■ **DATASET EXCERPTS**
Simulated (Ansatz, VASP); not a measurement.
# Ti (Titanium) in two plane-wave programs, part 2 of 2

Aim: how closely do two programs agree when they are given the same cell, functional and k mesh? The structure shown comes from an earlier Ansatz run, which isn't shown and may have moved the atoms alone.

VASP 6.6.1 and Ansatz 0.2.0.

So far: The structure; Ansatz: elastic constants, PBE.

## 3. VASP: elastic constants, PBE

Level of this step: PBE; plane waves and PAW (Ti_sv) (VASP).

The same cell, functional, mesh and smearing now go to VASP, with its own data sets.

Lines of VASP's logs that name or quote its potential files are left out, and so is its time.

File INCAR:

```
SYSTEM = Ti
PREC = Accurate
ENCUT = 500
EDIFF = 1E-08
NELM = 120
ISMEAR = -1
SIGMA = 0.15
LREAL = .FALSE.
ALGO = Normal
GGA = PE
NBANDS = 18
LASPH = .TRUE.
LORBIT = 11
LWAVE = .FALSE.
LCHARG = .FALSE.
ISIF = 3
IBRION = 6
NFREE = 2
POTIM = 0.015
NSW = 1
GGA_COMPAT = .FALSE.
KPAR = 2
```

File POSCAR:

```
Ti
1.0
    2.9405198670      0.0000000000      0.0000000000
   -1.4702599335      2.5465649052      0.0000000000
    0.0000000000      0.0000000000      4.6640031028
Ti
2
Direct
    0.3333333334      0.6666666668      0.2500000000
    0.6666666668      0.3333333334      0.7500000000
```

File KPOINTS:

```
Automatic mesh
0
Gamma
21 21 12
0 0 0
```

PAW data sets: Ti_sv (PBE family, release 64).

■ **ACTIVITY**
A verbatim transcription is needed of the lines above, starting at the line with "# Ti (Titanium)" and ending at the line with "So far: The", both included, and of nothing else.

■ **WRITTEN RESPONSE**
# Ti (Titanium) in two plane-wave programs, part 2 of 2

Aim: how closely do two programs agree when they are given the same cell, functional and k mesh? The structure shown comes from an earlier Ansatz run, which isn't shown and may have moved the atoms alone.

VASP 6.6.1 and Ansatz 0.2.0.

So far: The structure; Ansatz: elastic constants, PBE.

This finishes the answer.